**BRIEF:** Output every record word for word.

+++++
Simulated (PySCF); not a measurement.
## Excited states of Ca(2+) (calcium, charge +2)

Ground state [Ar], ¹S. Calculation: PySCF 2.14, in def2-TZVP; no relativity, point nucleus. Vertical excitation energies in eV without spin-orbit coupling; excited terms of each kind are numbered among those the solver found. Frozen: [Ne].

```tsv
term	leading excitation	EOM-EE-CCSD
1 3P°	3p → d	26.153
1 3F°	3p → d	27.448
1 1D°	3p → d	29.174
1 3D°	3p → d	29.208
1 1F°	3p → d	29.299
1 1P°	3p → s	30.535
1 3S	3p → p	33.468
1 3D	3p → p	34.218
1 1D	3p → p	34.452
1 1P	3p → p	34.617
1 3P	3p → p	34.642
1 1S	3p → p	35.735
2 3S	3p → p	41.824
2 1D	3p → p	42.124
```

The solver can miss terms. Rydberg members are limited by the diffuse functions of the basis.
+++++

**YOUR RESPONSE:**
Simulated (PySCF); not a measurement.
## Excited states of Ca(2+) (calcium, charge +2)

Ground state [Ar], ¹S. Calculation: PySCF 2.14, in def2-TZVP; no relativity, point nucleus. Vertical excitation energies in eV without spin-orbit coupling; excited terms of each kind are numbered among those the solver found. Frozen: [Ne].

```tsv
term	leading excitation	EOM-EE-CCSD
1 3P°	3p → d	26.153
1 3F°	3p → d	27.448
1 1D°	3p → d	29.174
1 3D°	3p → d	29.208
1 1F°	3p → d	29.299
1 1P°	3p → s	30.535
1 3S	3p → p	33.468
1 3D	3p → p	34.218
1 1D	3p → p	34.452
1 1P	3p → p	34.617
1 3P	3p → p	34.642
1 1S	3p → p	35.735
2 3S	3p → p	41.824
2 1D	3p → p	42.124
```

The solver can miss terms. Rydberg members are limited by the diffuse functions of the basis.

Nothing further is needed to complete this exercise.